# BRIEF
From the first line of the records through the line containing "Molecule: SMILES C#C/C=C\C", retype every line exactly and nothing else.

# DATA PROVIDED
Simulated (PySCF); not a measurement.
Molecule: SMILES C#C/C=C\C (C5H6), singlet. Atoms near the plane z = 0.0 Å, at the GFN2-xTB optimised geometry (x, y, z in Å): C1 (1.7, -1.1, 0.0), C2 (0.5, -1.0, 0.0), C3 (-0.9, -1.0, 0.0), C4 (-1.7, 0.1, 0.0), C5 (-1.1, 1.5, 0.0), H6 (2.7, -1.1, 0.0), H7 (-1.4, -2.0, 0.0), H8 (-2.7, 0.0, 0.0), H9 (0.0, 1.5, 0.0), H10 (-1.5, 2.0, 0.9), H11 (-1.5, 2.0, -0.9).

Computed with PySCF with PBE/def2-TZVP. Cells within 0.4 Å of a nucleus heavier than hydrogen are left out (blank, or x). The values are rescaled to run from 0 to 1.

# EXPECTED ANSWER
Simulated (PySCF); not a measurement.
Molecule: SMILES C#C/C=C\C (C5H6), singlet. Atoms near the plane z = 0.0 Å, at the GFN2-xTB optimised geometry (x, y, z in Å): C1 (1.7, -1.1, 0.0), C2 (0.5, -1.0, 0.0), C3 (-0.9, -1.0, 0.0), C4 (-1.7, 0.1, 0.0), C5 (-1.1, 1.5, 0.0), H6 (2.7, -1.1, 0.0), H7 (-1.4, -2.0, 0.0), H8 (-2.7, 0.0, 0.0), H9 (0.0, 1.5, 0.0), H10 (-1.5, 2.0, 0.9), H11 (-1.5, 2.0, -0.9).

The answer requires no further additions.